* **SUPPLIED DATA**
◆ ◆ ◆ ◆
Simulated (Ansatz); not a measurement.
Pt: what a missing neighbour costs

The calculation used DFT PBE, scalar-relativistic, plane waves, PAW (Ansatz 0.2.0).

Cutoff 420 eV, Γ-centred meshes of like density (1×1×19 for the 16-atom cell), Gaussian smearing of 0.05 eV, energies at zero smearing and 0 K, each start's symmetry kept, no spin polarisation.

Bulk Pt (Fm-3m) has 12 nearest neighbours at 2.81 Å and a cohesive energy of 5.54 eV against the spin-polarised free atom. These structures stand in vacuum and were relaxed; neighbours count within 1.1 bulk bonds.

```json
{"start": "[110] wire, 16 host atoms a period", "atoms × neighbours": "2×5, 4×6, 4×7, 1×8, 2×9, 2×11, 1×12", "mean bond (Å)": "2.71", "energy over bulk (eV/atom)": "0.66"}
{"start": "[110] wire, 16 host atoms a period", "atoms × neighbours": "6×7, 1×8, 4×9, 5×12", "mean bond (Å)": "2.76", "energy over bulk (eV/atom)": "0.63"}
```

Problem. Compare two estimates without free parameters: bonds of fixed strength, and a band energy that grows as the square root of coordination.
◆ ◆ ◆ ◆

* **ASSIGNMENT**
Your response must consist of all the records, retyped exactly.

* **TASK RESULT**
Simulated (Ansatz); not a measurement.
Pt: what a missing neighbour costs

The calculation used DFT PBE, scalar-relativistic, plane waves, PAW (Ansatz 0.2.0).

Cutoff 420 eV, Γ-centred meshes of like density (1×1×19 for the 16-atom cell), Gaussian smearing of 0.05 eV, energies at zero smearing and 0 K, each start's symmetry kept, no spin polarisation.

Bulk Pt (Fm-3m) has 12 nearest neighbours at 2.81 Å and a cohesive energy of 5.54 eV against the spin-polarised free atom. These structures stand in vacuum and were relaxed; neighbours count within 1.1 bulk bonds.

```json
{"start": "[110] wire, 16 host atoms a period", "atoms × neighbours": "2×5, 4×6, 4×7, 1×8, 2×9, 2×11, 1×12", "mean bond (Å)": "2.71", "energy over bulk (eV/atom)": "0.66"}
{"start": "[110] wire, 16 host atoms a period", "atoms × neighbours": "6×7, 1×8, 4×9, 5×12", "mean bond (Å)": "2.76", "energy over bulk (eV/atom)": "0.63"}
```

Problem. Compare two estimates without free parameters: bonds of fixed strength, and a band energy that grows as the square root of coordination.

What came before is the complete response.